> Raw data
···

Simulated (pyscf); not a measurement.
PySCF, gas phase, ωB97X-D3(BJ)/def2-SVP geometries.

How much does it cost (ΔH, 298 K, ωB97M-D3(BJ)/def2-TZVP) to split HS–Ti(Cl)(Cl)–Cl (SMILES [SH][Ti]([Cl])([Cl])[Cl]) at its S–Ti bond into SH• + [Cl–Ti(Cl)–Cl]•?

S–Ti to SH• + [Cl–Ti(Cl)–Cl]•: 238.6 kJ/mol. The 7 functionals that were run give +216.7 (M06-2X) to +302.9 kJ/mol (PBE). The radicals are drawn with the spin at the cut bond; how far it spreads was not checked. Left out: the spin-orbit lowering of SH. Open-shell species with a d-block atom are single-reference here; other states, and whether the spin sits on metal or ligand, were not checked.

···

All that belongs in the answer is the run of lines above from the line containing "PySCF, gas phase, ωB97X-D3(BJ)/def2-SVP" through the line containing "How much does", exactly as written.

PySCF, gas phase, ωB97X-D3(BJ)/def2-SVP geometries.

How much does it cost (ΔH, 298 K, ωB97M-D3(BJ)/def2-TZVP) to split HS–Ti(Cl)(Cl)–Cl (SMILES [SH][Ti]([Cl])([Cl])[Cl]) at its S–Ti bond into SH• + [Cl–Ti(Cl)–Cl]•?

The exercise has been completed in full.